━━━━━━━━━━━━━━━━━━━━
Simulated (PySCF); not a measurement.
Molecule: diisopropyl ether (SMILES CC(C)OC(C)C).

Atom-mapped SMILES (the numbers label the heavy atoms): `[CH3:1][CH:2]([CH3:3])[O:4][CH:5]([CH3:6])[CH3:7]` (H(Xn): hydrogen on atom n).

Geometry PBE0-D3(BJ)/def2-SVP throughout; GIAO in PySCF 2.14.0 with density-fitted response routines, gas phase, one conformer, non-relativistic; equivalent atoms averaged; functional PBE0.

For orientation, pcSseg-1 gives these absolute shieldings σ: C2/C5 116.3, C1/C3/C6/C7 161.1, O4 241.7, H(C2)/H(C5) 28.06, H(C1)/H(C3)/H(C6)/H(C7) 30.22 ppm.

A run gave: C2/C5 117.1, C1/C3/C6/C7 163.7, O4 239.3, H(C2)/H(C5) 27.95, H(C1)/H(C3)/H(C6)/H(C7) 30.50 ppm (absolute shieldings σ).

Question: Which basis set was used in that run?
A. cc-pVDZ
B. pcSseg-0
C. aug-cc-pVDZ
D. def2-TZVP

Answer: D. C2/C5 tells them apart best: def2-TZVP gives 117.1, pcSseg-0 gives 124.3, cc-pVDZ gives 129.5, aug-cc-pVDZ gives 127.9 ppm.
━━━━━━━━━━━━━━━━━━━━

▸ Brief:
Through the line that holds "D. def2-TZVP", repeat the material above exactly, starting at its first line.

▸ Exercise response:
Simulated (PySCF); not a measurement.
Molecule: diisopropyl ether (SMILES CC(C)OC(C)C).

Atom-mapped SMILES (the numbers label the heavy atoms): `[CH3:1][CH:2]([CH3:3])[O:4][CH:5]([CH3:6])[CH3:7]` (H(Xn): hydrogen on atom n).

Geometry PBE0-D3(BJ)/def2-SVP throughout; GIAO in PySCF 2.14.0 with density-fitted response routines, gas phase, one conformer, non-relativistic; equivalent atoms averaged; functional PBE0.

For orientation, pcSseg-1 gives these absolute shieldings σ: C2/C5 116.3, C1/C3/C6/C7 161.1, O4 241.7, H(C2)/H(C5) 28.06, H(C1)/H(C3)/H(C6)/H(C7) 30.22 ppm.

A run gave: C2/C5 117.1, C1/C3/C6/C7 163.7, O4 239.3, H(C2)/H(C5) 27.95, H(C1)/H(C3)/H(C6)/H(C7) 30.50 ppm (absolute shieldings σ).

Question: Which basis set was used in that run?
A. cc-pVDZ
B. pcSseg-0
C. aug-cc-pVDZ
D. def2-TZVP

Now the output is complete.